DATA PROVIDED
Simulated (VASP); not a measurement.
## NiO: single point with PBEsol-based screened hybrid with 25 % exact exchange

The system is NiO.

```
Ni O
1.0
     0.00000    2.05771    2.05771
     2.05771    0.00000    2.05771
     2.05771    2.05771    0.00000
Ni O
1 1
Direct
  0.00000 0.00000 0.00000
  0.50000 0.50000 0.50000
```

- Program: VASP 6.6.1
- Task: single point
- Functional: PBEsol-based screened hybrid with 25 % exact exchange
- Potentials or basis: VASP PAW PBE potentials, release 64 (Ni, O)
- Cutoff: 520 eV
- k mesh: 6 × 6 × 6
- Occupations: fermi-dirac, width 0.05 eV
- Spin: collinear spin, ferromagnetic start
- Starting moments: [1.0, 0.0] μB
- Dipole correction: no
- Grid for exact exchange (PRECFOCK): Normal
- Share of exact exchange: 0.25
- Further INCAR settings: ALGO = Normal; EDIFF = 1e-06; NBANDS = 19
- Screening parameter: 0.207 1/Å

REQUIREMENT
Each line of the material above needs to be quoted exactly, please.

YOUR RESPONSE
Simulated (VASP); not a measurement.
## NiO: single point with PBEsol-based screened hybrid with 25 % exact exchange

The system is NiO.

```
Ni O
1.0
     0.00000    2.05771    2.05771
     2.05771    0.00000    2.05771
     2.05771    2.05771    0.00000
Ni O
1 1
Direct
  0.00000 0.00000 0.00000
  0.50000 0.50000 0.50000
```

- Program: VASP 6.6.1
- Task: single point
- Functional: PBEsol-based screened hybrid with 25 % exact exchange
- Potentials or basis: VASP PAW PBE potentials, release 64 (Ni, O)
- Cutoff: 520 eV
- k mesh: 6 × 6 × 6
- Occupations: fermi-dirac, width 0.05 eV
- Spin: collinear spin, ferromagnetic start
- Starting moments: [1.0, 0.0] μB
- Dipole correction: no
- Grid for exact exchange (PRECFOCK): Normal
- Share of exact exchange: 0.25
- Further INCAR settings: ALGO = Normal; EDIFF = 1e-06; NBANDS = 19
- Screening parameter: 0.207 1/Å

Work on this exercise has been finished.